Activity => The material below must be retyped in full, with every line kept exactly as it is.

·····

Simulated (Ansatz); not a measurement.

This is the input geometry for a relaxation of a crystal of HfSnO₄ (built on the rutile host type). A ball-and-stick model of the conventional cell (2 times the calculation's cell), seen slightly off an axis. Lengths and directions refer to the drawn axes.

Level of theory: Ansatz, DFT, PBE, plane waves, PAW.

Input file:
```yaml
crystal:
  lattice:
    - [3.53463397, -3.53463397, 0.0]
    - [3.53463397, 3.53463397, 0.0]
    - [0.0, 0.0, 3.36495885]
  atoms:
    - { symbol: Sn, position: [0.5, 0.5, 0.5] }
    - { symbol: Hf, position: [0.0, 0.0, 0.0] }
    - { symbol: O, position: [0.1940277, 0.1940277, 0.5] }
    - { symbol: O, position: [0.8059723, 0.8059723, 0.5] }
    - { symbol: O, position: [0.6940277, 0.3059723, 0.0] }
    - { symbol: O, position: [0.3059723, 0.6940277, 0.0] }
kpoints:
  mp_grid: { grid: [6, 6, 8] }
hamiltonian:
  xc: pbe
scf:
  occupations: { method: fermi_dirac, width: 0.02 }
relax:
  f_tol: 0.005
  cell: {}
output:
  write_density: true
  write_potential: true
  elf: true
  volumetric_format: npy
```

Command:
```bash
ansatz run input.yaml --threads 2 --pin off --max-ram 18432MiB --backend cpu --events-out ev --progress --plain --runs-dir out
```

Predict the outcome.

·····

Exercise output =>
Simulated (Ansatz); not a measurement.

This is the input geometry for a relaxation of a crystal of HfSnO₄ (built on the rutile host type). A ball-and-stick model of the conventional cell (2 times the calculation's cell), seen slightly off an axis. Lengths and directions refer to the drawn axes.

Level of theory: Ansatz, DFT, PBE, plane waves, PAW.

Input file:
```yaml
crystal:
  lattice:
    - [3.53463397, -3.53463397, 0.0]
    - [3.53463397, 3.53463397, 0.0]
    - [0.0, 0.0, 3.36495885]
  atoms:
    - { symbol: Sn, position: [0.5, 0.5, 0.5] }
    - { symbol: Hf, position: [0.0, 0.0, 0.0] }
    - { symbol: O, position: [0.1940277, 0.1940277, 0.5] }
    - { symbol: O, position: [0.8059723, 0.8059723, 0.5] }
    - { symbol: O, position: [0.6940277, 0.3059723, 0.0] }
    - { symbol: O, position: [0.3059723, 0.6940277, 0.0] }
kpoints:
  mp_grid: { grid: [6, 6, 8] }
hamiltonian:
  xc: pbe
scf:
  occupations: { method: fermi_dirac, width: 0.02 }
relax:
  f_tol: 0.005
  cell: {}
output:
  write_density: true
  write_potential: true
  elf: true
  volumetric_format: npy
```

Command:
```bash
ansatz run input.yaml --threads 2 --pin off --max-ram 18432MiB --backend cpu --events-out ev --progress --plain --runs-dir out
```

Predict the outcome.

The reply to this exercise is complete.